* **Work instruction**
Reproduce the top of the data verbatim, through and including the line that contains "Space group R-3m;".

··· Record set ···
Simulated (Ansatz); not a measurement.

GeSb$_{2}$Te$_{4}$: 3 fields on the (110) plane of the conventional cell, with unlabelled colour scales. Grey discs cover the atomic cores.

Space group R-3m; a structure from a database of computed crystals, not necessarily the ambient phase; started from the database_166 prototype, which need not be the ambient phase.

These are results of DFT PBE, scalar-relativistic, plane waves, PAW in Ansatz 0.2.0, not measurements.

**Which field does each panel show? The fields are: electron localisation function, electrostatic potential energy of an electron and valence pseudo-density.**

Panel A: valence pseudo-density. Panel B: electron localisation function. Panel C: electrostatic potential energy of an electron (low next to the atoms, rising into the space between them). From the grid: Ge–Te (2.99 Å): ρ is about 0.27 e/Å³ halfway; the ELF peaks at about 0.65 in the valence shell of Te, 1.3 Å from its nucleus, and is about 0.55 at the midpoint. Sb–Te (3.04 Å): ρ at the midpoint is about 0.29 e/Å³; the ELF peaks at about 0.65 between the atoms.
···

* **Exercise output**
Simulated (Ansatz); not a measurement.

GeSb$_{2}$Te$_{4}$: 3 fields on the (110) plane of the conventional cell, with unlabelled colour scales. Grey discs cover the atomic cores.

Space group R-3m; a structure from a database of computed crystals, not necessarily the ambient phase; started from the database_166 prototype, which need not be the ambient phase.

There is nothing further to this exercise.